--- Extracted information ---
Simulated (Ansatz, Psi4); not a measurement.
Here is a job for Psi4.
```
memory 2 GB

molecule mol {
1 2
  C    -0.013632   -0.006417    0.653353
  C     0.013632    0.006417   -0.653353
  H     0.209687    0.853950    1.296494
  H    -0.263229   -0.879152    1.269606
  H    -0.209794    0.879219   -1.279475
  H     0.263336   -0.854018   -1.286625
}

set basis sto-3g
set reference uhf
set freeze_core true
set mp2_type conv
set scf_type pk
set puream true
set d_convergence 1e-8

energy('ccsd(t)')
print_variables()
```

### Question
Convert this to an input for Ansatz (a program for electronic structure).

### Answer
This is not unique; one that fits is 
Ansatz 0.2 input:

--- Requirement ---
Return the entries above, every line intact.

--- Answer area ---
Simulated (Ansatz, Psi4); not a measurement.
Here is a job for Psi4.
```
memory 2 GB

molecule mol {
1 2
  C    -0.013632   -0.006417    0.653353
  C     0.013632    0.006417   -0.653353
  H     0.209687    0.853950    1.296494
  H    -0.263229   -0.879152    1.269606
  H    -0.209794    0.879219   -1.279475
  H     0.263336   -0.854018   -1.286625
}

set basis sto-3g
set reference uhf
set freeze_core true
set mp2_type conv
set scf_type pk
set puream true
set d_convergence 1e-8

energy('ccsd(t)')
print_variables()
```

### Question
Convert this to an input for Ansatz (a program for electronic structure).

### Answer
This is not unique; one that fits is 
Ansatz 0.2 input:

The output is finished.